§ WORK ORDER
Copy out all the entries shown below, exactly as they appear.

§ ENTRIES SUPPLIED
——

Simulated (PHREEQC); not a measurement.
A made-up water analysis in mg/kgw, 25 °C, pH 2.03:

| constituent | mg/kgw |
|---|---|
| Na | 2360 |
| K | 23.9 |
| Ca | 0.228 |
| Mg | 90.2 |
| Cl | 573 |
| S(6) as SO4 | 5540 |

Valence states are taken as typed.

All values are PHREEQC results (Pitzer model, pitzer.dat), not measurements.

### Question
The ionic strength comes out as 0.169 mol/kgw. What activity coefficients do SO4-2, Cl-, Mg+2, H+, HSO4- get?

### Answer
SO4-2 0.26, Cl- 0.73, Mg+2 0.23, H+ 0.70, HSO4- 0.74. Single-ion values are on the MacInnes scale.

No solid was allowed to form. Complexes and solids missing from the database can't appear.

——

§ TASK SOLUTION
Simulated (PHREEQC); not a measurement.
A made-up water analysis in mg/kgw, 25 °C, pH 2.03:

| constituent | mg/kgw |
|---|---|
| Na | 2360 |
| K | 23.9 |
| Ca | 0.228 |
| Mg | 90.2 |
| Cl | 573 |
| S(6) as SO4 | 5540 |

Valence states are taken as typed.

All values are PHREEQC results (Pitzer model, pitzer.dat), not measurements.

### Question
The ionic strength comes out as 0.169 mol/kgw. What activity coefficients do SO4-2, Cl-, Mg+2, H+, HSO4- get?

### Answer
SO4-2 0.26, Cl- 0.73, Mg+2 0.23, H+ 0.70, HSO4- 0.74. Single-ion values are on the MacInnes scale.

No solid was allowed to form. Complexes and solids missing from the database can't appear.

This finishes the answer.